# Work item:
Each line of the listing below must be retyped as given.

# Data extract:
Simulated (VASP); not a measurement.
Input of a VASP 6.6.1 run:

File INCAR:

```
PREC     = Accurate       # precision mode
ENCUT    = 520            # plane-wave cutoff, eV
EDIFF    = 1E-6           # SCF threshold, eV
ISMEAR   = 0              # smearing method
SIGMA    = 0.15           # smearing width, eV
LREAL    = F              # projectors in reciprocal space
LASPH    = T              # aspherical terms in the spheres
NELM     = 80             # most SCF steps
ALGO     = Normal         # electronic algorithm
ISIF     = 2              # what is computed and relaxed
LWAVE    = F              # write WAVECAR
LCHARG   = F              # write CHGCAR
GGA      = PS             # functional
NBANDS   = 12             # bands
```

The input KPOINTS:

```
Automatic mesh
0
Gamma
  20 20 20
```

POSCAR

# Task answer:
Simulated (VASP); not a measurement.
Input of a VASP 6.6.1 run:

File INCAR:

```
PREC     = Accurate       # precision mode
ENCUT    = 520            # plane-wave cutoff, eV
EDIFF    = 1E-6           # SCF threshold, eV
ISMEAR   = 0              # smearing method
SIGMA    = 0.15           # smearing width, eV
LREAL    = F              # projectors in reciprocal space
LASPH    = T              # aspherical terms in the spheres
NELM     = 80             # most SCF steps
ALGO     = Normal         # electronic algorithm
ISIF     = 2              # what is computed and relaxed
LWAVE    = F              # write WAVECAR
LCHARG   = F              # write CHGCAR
GGA      = PS             # functional
NBANDS   = 12             # bands
```

The input KPOINTS:

```
Automatic mesh
0
Gamma
  20 20 20
```

POSCAR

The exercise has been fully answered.